Activity: Reprint all entries without any alteration.

[Start of Attachment]

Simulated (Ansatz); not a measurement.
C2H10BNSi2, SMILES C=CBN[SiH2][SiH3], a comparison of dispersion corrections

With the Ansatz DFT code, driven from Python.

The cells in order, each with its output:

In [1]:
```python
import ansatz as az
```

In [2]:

[End of Attachment]

Result:
Simulated (Ansatz); not a measurement.
C2H10BNSi2, SMILES C=CBN[SiH2][SiH3], a comparison of dispersion corrections

With the Ansatz DFT code, driven from Python.

The cells in order, each with its output:

In [1]:
```python
import ansatz as az
```

In [2]:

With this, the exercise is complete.